_Exercise_
Please repeat the lines below exactly. Begin with the line containing "Program: the Python" and go on through the line containing "### Step 2. Script".

+++ Information given

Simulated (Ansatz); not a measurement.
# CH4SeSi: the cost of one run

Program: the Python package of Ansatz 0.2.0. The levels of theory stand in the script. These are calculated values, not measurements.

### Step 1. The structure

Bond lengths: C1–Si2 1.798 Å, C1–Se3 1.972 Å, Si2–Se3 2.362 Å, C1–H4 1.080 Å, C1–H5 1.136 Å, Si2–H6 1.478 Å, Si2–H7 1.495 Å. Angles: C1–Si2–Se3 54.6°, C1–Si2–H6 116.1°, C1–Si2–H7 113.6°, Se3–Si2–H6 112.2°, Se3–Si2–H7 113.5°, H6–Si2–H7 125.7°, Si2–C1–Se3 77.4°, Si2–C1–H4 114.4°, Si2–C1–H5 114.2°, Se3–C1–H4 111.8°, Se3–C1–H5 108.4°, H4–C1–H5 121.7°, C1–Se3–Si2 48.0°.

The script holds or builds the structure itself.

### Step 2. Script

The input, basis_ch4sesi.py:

++++++

_Response area_
Program: the Python package of Ansatz 0.2.0. The levels of theory stand in the script. These are calculated values, not measurements.

### Step 1. The structure

Bond lengths: C1–Si2 1.798 Å, C1–Se3 1.972 Å, Si2–Se3 2.362 Å, C1–H4 1.080 Å, C1–H5 1.136 Å, Si2–H6 1.478 Å, Si2–H7 1.495 Å. Angles: C1–Si2–Se3 54.6°, C1–Si2–H6 116.1°, C1–Si2–H7 113.6°, Se3–Si2–H6 112.2°, Se3–Si2–H7 113.5°, H6–Si2–H7 125.7°, Si2–C1–Se3 77.4°, Si2–C1–H4 114.4°, Si2–C1–H5 114.2°, Se3–C1–H4 111.8°, Se3–C1–H5 108.4°, H4–C1–H5 121.7°, C1–Se3–Si2 48.0°.

The script holds or builds the structure itself.

### Step 2. Script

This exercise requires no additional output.